===============

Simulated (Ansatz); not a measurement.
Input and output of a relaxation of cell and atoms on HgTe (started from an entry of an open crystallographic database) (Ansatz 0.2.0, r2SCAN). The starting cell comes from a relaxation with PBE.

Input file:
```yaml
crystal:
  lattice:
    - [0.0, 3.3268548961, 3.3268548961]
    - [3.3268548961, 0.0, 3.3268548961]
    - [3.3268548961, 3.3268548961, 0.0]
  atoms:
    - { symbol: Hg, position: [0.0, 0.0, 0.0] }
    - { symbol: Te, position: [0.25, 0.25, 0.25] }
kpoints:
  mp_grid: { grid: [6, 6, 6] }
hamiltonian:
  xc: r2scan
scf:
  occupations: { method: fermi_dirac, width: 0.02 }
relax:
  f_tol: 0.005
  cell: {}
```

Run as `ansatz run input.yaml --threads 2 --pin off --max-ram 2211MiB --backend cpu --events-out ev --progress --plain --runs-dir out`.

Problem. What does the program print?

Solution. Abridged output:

===============

* [WORK INSTRUCTION]:
Everything above from the line containing "Input and output" down to the line containing "Problem. What does the program print?" should be copied exactly, both end lines included, and nothing else.

* [EXERCISE OUTPUT]:
Input and output of a relaxation of cell and atoms on HgTe (started from an entry of an open crystallographic database) (Ansatz 0.2.0, r2SCAN). The starting cell comes from a relaxation with PBE.

Input file:
```yaml
crystal:
  lattice:
    - [0.0, 3.3268548961, 3.3268548961]
    - [3.3268548961, 0.0, 3.3268548961]
    - [3.3268548961, 3.3268548961, 0.0]
  atoms:
    - { symbol: Hg, position: [0.0, 0.0, 0.0] }
    - { symbol: Te, position: [0.25, 0.25, 0.25] }
kpoints:
  mp_grid: { grid: [6, 6, 6] }
hamiltonian:
  xc: r2scan
scf:
  occupations: { method: fermi_dirac, width: 0.02 }
relax:
  f_tol: 0.005
  cell: {}
```

Run as `ansatz run input.yaml --threads 2 --pin off --max-ram 2211MiB --backend cpu --events-out ev --progress --plain --runs-dir out`.

Problem. What does the program print?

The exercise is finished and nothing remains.